########

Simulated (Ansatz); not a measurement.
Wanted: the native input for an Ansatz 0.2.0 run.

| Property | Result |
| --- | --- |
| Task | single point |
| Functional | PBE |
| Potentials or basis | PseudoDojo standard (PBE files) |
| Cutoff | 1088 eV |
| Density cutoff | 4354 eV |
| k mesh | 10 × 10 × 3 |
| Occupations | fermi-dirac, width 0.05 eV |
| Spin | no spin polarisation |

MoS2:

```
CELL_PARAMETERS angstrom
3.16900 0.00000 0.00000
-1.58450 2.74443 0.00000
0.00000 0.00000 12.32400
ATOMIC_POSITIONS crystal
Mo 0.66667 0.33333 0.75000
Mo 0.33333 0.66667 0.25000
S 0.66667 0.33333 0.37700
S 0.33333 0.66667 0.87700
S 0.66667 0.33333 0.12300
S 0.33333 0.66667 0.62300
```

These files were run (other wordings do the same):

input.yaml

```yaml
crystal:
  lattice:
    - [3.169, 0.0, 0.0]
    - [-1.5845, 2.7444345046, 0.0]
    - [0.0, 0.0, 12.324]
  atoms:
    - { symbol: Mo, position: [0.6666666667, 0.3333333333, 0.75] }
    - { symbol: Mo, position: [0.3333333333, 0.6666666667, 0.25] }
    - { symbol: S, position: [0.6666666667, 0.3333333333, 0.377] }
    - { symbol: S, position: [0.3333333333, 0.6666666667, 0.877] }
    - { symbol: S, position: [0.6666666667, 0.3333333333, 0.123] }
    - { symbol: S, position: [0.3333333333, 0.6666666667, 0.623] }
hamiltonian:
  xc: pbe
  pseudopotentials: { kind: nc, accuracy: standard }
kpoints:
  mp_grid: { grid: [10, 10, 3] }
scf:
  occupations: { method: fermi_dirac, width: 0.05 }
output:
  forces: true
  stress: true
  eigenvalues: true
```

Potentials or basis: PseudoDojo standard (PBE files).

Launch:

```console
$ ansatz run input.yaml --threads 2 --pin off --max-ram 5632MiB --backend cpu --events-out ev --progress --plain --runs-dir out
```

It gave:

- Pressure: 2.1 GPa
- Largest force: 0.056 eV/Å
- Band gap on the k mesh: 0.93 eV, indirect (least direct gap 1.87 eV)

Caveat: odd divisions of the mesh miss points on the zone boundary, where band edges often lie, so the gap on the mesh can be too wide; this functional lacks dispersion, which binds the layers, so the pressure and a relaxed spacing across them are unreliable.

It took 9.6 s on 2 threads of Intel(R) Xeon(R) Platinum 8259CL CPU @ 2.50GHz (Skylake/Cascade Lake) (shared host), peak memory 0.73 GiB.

########

ACTION ITEM:
Could you output, exactly and with nothing else, the lines from the start of the records through the line containing "Cutoff | 1088 eV |"?

WRITTEN REPLY:
Simulated (Ansatz); not a measurement.
Wanted: the native input for an Ansatz 0.2.0 run.

| Property | Result |
| --- | --- |
| Task | single point |
| Functional | PBE |
| Potentials or basis | PseudoDojo standard (PBE files) |
| Cutoff | 1088 eV |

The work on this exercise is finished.